**DATA FOR REVIEW**
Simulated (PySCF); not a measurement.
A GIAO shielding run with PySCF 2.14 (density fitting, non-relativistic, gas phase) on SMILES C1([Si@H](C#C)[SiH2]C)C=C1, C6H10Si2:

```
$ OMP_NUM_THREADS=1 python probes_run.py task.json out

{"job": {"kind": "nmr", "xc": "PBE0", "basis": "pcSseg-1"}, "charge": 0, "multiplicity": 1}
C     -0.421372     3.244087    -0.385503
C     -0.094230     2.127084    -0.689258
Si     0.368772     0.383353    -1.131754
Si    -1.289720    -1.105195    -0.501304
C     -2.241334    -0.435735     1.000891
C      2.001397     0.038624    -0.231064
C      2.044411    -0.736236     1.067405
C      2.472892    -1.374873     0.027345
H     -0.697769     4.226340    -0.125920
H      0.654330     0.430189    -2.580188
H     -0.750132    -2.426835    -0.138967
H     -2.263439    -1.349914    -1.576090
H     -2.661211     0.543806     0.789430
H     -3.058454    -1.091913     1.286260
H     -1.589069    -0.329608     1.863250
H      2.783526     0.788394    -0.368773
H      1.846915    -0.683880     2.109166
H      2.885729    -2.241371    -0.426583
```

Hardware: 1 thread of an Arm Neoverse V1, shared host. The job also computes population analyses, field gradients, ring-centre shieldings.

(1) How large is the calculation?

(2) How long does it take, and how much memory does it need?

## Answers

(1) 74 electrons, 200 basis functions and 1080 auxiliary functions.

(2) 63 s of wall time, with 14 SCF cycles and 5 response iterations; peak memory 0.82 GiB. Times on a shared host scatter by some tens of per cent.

**REQUIRED ACTION**
Print, please, the lines from the first line of the material through the line that contains "(1) 74 electrons, 200", exactly as written and with nothing added.

**TASK SOLUTION**
Simulated (PySCF); not a measurement.
A GIAO shielding run with PySCF 2.14 (density fitting, non-relativistic, gas phase) on SMILES C1([Si@H](C#C)[SiH2]C)C=C1, C6H10Si2:

```
$ OMP_NUM_THREADS=1 python probes_run.py task.json out

{"job": {"kind": "nmr", "xc": "PBE0", "basis": "pcSseg-1"}, "charge": 0, "multiplicity": 1}
C     -0.421372     3.244087    -0.385503
C     -0.094230     2.127084    -0.689258
Si     0.368772     0.383353    -1.131754
Si    -1.289720    -1.105195    -0.501304
C     -2.241334    -0.435735     1.000891
C      2.001397     0.038624    -0.231064
C      2.044411    -0.736236     1.067405
C      2.472892    -1.374873     0.027345
H     -0.697769     4.226340    -0.125920
H      0.654330     0.430189    -2.580188
H     -0.750132    -2.426835    -0.138967
H     -2.263439    -1.349914    -1.576090
H     -2.661211     0.543806     0.789430
H     -3.058454    -1.091913     1.286260
H     -1.589069    -0.329608     1.863250
H      2.783526     0.788394    -0.368773
H      1.846915    -0.683880     2.109166
H      2.885729    -2.241371    -0.426583
```

Hardware: 1 thread of an Arm Neoverse V1, shared host. The job also computes population analyses, field gradients, ring-centre shieldings.

(1) How large is the calculation?

(2) How long does it take, and how much memory does it need?

## Answers

(1) 74 electrons, 200 basis functions and 1080 auxiliary functions.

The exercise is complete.